> _EXTRACTED ENTRIES_:
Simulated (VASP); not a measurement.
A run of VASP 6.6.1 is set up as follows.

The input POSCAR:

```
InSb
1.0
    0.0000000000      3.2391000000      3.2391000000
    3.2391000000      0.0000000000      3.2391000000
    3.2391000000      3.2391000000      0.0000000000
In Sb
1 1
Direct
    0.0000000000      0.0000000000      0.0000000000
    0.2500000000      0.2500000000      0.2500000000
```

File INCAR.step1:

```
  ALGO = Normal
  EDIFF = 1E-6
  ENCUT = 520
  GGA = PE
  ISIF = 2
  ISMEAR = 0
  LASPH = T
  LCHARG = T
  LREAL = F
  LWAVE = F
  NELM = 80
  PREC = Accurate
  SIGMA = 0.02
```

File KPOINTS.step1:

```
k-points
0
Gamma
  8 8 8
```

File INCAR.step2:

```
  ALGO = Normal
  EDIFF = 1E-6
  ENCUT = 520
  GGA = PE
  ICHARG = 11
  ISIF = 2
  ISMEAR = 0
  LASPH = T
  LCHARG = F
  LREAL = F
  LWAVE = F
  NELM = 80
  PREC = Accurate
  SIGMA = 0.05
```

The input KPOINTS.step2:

> _REQUIRED ACTION_: A word-for-word copy of all the entries is required.

> _ANSWER SPACE_:
Simulated (VASP); not a measurement.
A run of VASP 6.6.1 is set up as follows.

The input POSCAR:

```
InSb
1.0
    0.0000000000      3.2391000000      3.2391000000
    3.2391000000      0.0000000000      3.2391000000
    3.2391000000      3.2391000000      0.0000000000
In Sb
1 1
Direct
    0.0000000000      0.0000000000      0.0000000000
    0.2500000000      0.2500000000      0.2500000000
```

File INCAR.step1:

```
  ALGO = Normal
  EDIFF = 1E-6
  ENCUT = 520
  GGA = PE
  ISIF = 2
  ISMEAR = 0
  LASPH = T
  LCHARG = T
  LREAL = F
  LWAVE = F
  NELM = 80
  PREC = Accurate
  SIGMA = 0.02
```

File KPOINTS.step1:

```
k-points
0
Gamma
  8 8 8
```

File INCAR.step2:

```
  ALGO = Normal
  EDIFF = 1E-6
  ENCUT = 520
  GGA = PE
  ICHARG = 11
  ISIF = 2
  ISMEAR = 0
  LASPH = T
  LCHARG = F
  LREAL = F
  LWAVE = F
  NELM = 80
  PREC = Accurate
  SIGMA = 0.05
```

The input KPOINTS.step2:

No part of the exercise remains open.